BRIEF: Starting at the top of the entries, restate word for word each line up to and including the one with "Computed, not measured: TDDFT".

====== RAW DATA ======

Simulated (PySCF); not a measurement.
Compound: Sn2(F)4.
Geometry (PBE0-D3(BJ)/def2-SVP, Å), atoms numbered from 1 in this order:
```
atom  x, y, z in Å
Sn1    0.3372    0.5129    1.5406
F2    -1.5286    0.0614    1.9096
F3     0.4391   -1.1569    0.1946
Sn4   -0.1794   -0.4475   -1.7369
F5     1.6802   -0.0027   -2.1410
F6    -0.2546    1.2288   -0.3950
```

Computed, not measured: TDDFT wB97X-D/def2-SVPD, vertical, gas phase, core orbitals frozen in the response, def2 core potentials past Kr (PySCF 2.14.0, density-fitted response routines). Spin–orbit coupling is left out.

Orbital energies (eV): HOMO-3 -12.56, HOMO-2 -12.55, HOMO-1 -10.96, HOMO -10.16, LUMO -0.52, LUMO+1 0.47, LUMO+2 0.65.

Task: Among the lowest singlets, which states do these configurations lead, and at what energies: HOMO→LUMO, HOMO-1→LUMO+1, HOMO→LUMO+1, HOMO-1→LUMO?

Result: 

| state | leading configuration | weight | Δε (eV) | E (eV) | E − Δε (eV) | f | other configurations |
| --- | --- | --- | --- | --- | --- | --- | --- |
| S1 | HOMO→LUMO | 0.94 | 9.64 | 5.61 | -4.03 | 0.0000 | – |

======

PROBLEM SOLUTION:
Simulated (PySCF); not a measurement.
Compound: Sn2(F)4.
Geometry (PBE0-D3(BJ)/def2-SVP, Å), atoms numbered from 1 in this order:
```
atom  x, y, z in Å
Sn1    0.3372    0.5129    1.5406
F2    -1.5286    0.0614    1.9096
F3     0.4391   -1.1569    0.1946
Sn4   -0.1794   -0.4475   -1.7369
F5     1.6802   -0.0027   -2.1410
F6    -0.2546    1.2288   -0.3950
```

Computed, not measured: TDDFT wB97X-D/def2-SVPD, vertical, gas phase, core orbitals frozen in the response, def2 core potentials past Kr (PySCF 2.14.0, density-fitted response routines). Spin–orbit coupling is left out.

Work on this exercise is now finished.